※ ※ ※
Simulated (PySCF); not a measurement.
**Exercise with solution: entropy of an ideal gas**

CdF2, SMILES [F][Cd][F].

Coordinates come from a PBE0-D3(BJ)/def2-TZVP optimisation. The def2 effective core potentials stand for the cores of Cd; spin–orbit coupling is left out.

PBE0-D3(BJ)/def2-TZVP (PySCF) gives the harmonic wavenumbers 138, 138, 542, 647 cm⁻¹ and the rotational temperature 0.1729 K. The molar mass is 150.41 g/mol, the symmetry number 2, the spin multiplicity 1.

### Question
※ ※ ※

* [ASSIGNED TASK] Retype every record above exactly as it appears.

* [WRITTEN RESPONSE]
Simulated (PySCF); not a measurement.
**Exercise with solution: entropy of an ideal gas**

CdF2, SMILES [F][Cd][F].

Coordinates come from a PBE0-D3(BJ)/def2-TZVP optimisation. The def2 effective core potentials stand for the cores of Cd; spin–orbit coupling is left out.

PBE0-D3(BJ)/def2-TZVP (PySCF) gives the harmonic wavenumbers 138, 138, 542, 647 cm⁻¹ and the rotational temperature 0.1729 K. The molar mass is 150.41 g/mol, the symmetry number 2, the spin multiplicity 1.

### Question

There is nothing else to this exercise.